Activity
Quote exactly the lines spanning from the top of the data below to the line that contains "Levels at points", including both.

Provided data
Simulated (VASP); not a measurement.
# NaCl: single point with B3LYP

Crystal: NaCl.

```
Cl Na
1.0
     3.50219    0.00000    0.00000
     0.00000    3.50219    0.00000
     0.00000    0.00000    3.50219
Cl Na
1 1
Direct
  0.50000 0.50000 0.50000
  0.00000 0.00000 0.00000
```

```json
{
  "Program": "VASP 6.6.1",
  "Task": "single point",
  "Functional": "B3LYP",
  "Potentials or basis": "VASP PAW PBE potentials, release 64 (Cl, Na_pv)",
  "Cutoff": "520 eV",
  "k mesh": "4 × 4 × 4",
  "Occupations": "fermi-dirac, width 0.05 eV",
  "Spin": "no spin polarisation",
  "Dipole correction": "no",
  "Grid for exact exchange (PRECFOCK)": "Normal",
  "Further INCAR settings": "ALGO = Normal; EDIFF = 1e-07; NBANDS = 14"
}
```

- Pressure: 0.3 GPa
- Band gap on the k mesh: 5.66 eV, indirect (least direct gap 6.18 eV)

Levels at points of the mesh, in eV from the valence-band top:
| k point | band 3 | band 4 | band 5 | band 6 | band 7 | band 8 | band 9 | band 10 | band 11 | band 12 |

Task result
Simulated (VASP); not a measurement.
# NaCl: single point with B3LYP

Crystal: NaCl.

```
Cl Na
1.0
     3.50219    0.00000    0.00000
     0.00000    3.50219    0.00000
     0.00000    0.00000    3.50219
Cl Na
1 1
Direct
  0.50000 0.50000 0.50000
  0.00000 0.00000 0.00000
```

```json
{
  "Program": "VASP 6.6.1",
  "Task": "single point",
  "Functional": "B3LYP",
  "Potentials or basis": "VASP PAW PBE potentials, release 64 (Cl, Na_pv)",
  "Cutoff": "520 eV",
  "k mesh": "4 × 4 × 4",
  "Occupations": "fermi-dirac, width 0.05 eV",
  "Spin": "no spin polarisation",
  "Dipole correction": "no",
  "Grid for exact exchange (PRECFOCK)": "Normal",
  "Further INCAR settings": "ALGO = Normal; EDIFF = 1e-07; NBANDS = 14"
}
```

- Pressure: 0.3 GPa
- Band gap on the k mesh: 5.66 eV, indirect (least direct gap 6.18 eV)

Levels at points of the mesh, in eV from the valence-band top:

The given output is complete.